▶ Work request: Please give back word for word the lines of the material below between the line containing "Task: Give the stress" and the line containing "The pressure is its mean diagonal, -1.34 GPa.", inclusive.

□ □ □ □

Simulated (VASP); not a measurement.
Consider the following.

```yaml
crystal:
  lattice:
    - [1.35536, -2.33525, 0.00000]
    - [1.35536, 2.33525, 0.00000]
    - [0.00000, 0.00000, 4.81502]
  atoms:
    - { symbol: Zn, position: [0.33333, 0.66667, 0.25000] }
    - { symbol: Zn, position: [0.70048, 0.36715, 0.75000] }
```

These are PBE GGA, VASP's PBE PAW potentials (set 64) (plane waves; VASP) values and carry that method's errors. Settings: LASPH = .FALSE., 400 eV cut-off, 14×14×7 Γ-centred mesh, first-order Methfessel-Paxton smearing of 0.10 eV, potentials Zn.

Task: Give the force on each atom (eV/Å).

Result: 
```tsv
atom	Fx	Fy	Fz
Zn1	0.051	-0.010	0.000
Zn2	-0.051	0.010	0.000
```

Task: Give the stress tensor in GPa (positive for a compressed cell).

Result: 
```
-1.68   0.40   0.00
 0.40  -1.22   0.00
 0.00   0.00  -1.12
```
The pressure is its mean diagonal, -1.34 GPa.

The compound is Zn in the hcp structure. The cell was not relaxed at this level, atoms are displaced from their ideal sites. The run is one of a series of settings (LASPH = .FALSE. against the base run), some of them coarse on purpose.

□ □ □ □

▶ Result:
Task: Give the stress tensor in GPa (positive for a compressed cell).

Result: 
```
-1.68   0.40   0.00
 0.40  -1.22   0.00
 0.00   0.00  -1.12
```
The pressure is its mean diagonal, -1.34 GPa.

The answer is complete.